REQUIRED ACTION »
From the records below, output exactly the lines running from the line containing "spin polarisation |" through the line containing "of this run.", and no others.

GIVEN INFORMATION »
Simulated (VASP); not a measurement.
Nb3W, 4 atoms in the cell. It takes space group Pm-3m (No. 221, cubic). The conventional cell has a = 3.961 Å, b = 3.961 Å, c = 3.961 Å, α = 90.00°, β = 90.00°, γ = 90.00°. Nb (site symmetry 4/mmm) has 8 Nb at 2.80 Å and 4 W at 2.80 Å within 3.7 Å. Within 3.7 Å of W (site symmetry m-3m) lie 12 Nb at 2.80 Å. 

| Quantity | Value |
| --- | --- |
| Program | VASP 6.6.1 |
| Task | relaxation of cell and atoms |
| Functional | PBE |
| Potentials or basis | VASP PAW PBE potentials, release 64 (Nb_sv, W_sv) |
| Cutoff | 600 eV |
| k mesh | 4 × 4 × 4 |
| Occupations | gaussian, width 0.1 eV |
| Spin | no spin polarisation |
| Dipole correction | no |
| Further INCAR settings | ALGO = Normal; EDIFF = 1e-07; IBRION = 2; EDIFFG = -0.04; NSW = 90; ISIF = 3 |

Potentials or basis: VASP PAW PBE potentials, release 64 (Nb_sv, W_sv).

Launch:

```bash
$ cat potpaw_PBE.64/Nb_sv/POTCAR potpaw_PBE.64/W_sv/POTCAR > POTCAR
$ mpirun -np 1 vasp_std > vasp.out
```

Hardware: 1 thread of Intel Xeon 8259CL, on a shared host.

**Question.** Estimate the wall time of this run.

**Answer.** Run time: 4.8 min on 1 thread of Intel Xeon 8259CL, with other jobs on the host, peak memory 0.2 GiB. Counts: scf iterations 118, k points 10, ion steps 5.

EXERCISE OUTPUT »
| Spin | no spin polarisation |
| Dipole correction | no |
| Further INCAR settings | ALGO = Normal; EDIFF = 1e-07; IBRION = 2; EDIFFG = -0.04; NSW = 90; ISIF = 3 |

Potentials or basis: VASP PAW PBE potentials, release 64 (Nb_sv, W_sv).

Launch:

```bash
$ cat potpaw_PBE.64/Nb_sv/POTCAR potpaw_PBE.64/W_sv/POTCAR > POTCAR
$ mpirun -np 1 vasp_std > vasp.out
```

Hardware: 1 thread of Intel Xeon 8259CL, on a shared host.

**Question.** Estimate the wall time of this run.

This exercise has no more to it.